ENTRIES SHOWN >>
-- Opening Marker --
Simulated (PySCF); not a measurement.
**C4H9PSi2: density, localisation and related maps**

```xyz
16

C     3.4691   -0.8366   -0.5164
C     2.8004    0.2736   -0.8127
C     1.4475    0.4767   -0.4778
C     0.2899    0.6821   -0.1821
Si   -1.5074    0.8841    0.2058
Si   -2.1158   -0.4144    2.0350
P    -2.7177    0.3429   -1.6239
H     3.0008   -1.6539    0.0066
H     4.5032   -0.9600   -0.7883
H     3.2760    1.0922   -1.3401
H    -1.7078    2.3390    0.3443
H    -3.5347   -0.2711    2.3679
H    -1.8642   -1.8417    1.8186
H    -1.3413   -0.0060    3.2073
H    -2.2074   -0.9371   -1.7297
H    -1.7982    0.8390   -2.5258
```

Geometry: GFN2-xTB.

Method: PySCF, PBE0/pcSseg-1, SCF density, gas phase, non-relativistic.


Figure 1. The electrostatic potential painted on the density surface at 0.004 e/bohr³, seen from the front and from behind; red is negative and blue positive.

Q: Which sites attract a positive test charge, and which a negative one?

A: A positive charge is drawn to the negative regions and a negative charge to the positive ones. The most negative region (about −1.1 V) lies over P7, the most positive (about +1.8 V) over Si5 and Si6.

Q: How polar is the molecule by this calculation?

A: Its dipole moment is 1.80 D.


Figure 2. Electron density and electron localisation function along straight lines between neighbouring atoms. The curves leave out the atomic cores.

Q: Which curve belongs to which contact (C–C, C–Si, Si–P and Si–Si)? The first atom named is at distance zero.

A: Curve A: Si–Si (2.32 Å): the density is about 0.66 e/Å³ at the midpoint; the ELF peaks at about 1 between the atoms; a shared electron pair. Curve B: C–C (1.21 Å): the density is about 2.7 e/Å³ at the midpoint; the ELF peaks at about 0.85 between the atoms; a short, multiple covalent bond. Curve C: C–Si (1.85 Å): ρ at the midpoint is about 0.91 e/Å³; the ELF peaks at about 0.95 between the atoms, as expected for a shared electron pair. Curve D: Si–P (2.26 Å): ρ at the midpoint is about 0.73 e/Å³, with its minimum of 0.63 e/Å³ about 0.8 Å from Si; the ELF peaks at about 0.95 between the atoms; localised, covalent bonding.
-- Closing Marker --

ACTIVITY >>
Transcribe, with no changes, the listing above from its first line through the line with "Q: Which curve", including that line, and stop once it is done.

WRITTEN REPLY >>
Simulated (PySCF); not a measurement.
**C4H9PSi2: density, localisation and related maps**

```xyz
16

C     3.4691   -0.8366   -0.5164
C     2.8004    0.2736   -0.8127
C     1.4475    0.4767   -0.4778
C     0.2899    0.6821   -0.1821
Si   -1.5074    0.8841    0.2058
Si   -2.1158   -0.4144    2.0350
P    -2.7177    0.3429   -1.6239
H     3.0008   -1.6539    0.0066
H     4.5032   -0.9600   -0.7883
H     3.2760    1.0922   -1.3401
H    -1.7078    2.3390    0.3443
H    -3.5347   -0.2711    2.3679
H    -1.8642   -1.8417    1.8186
H    -1.3413   -0.0060    3.2073
H    -2.2074   -0.9371   -1.7297
H    -1.7982    0.8390   -2.5258
```

Geometry: GFN2-xTB.

Method: PySCF, PBE0/pcSseg-1, SCF density, gas phase, non-relativistic.


Figure 1. The electrostatic potential painted on the density surface at 0.004 e/bohr³, seen from the front and from behind; red is negative and blue positive.

Q: Which sites attract a positive test charge, and which a negative one?

A: A positive charge is drawn to the negative regions and a negative charge to the positive ones. The most negative region (about −1.1 V) lies over P7, the most positive (about +1.8 V) over Si5 and Si6.

Q: How polar is the molecule by this calculation?

A: Its dipole moment is 1.80 D.


Figure 2. Electron density and electron localisation function along straight lines between neighbouring atoms. The curves leave out the atomic cores.

Q: Which curve belongs to which contact (C–C, C–Si, Si–P and Si–Si)? The first atom named is at distance zero.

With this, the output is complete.